**Work instruction**
All lines from the opening of the entries below through the line containing "3.99 | 6.25 |" must be output exactly as they appear, with no other lines.

**Supplied entries**
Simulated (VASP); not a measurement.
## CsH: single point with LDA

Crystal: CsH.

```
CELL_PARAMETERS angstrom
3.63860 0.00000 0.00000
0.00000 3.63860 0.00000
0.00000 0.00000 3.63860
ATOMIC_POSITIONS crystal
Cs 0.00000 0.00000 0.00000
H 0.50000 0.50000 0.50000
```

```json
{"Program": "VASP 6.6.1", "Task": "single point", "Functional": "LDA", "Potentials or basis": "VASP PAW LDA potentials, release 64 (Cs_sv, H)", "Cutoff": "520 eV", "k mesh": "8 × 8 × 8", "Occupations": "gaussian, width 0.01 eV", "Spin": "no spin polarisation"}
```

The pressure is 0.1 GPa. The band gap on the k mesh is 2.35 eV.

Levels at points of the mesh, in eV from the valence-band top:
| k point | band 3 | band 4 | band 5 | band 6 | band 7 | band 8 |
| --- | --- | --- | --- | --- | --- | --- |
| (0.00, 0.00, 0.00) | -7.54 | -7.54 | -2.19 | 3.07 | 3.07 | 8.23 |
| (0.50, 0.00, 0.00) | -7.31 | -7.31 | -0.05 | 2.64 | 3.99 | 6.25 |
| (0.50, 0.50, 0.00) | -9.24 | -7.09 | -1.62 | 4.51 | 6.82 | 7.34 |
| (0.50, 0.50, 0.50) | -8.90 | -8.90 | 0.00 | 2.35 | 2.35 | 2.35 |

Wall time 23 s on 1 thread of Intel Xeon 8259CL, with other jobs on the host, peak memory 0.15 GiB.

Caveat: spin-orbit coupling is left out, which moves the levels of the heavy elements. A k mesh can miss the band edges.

**Worked solution**
Simulated (VASP); not a measurement.
## CsH: single point with LDA

Crystal: CsH.

```
CELL_PARAMETERS angstrom
3.63860 0.00000 0.00000
0.00000 3.63860 0.00000
0.00000 0.00000 3.63860
ATOMIC_POSITIONS crystal
Cs 0.00000 0.00000 0.00000
H 0.50000 0.50000 0.50000
```

```json
{"Program": "VASP 6.6.1", "Task": "single point", "Functional": "LDA", "Potentials or basis": "VASP PAW LDA potentials, release 64 (Cs_sv, H)", "Cutoff": "520 eV", "k mesh": "8 × 8 × 8", "Occupations": "gaussian, width 0.01 eV", "Spin": "no spin polarisation"}
```

The pressure is 0.1 GPa. The band gap on the k mesh is 2.35 eV.

Levels at points of the mesh, in eV from the valence-band top:
| k point | band 3 | band 4 | band 5 | band 6 | band 7 | band 8 |
| --- | --- | --- | --- | --- | --- | --- |
| (0.00, 0.00, 0.00) | -7.54 | -7.54 | -2.19 | 3.07 | 3.07 | 8.23 |
| (0.50, 0.00, 0.00) | -7.31 | -7.31 | -0.05 | 2.64 | 3.99 | 6.25 |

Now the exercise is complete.